_Data records_
>>>>>
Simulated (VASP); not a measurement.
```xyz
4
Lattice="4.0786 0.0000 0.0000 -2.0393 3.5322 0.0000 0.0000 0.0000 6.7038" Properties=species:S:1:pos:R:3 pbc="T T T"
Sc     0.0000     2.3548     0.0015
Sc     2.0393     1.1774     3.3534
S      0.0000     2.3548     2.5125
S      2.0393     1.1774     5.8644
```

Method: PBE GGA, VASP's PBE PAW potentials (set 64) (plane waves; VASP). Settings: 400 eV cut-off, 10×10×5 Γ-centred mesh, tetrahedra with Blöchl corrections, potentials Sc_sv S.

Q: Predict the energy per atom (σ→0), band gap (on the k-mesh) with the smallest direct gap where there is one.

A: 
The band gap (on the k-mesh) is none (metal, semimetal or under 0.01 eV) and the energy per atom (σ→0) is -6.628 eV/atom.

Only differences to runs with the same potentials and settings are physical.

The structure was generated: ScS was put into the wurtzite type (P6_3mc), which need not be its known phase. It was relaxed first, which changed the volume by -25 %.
<<<<<

_Work task_
From the records above, extract exactly and only the lines that begin at the line with "The band gap" and stop after the line with "Only differences to".

_Response area_
The band gap (on the k-mesh) is none (metal, semimetal or under 0.01 eV) and the energy per atom (σ→0) is -6.628 eV/atom.

Only differences to runs with the same potentials and settings are physical.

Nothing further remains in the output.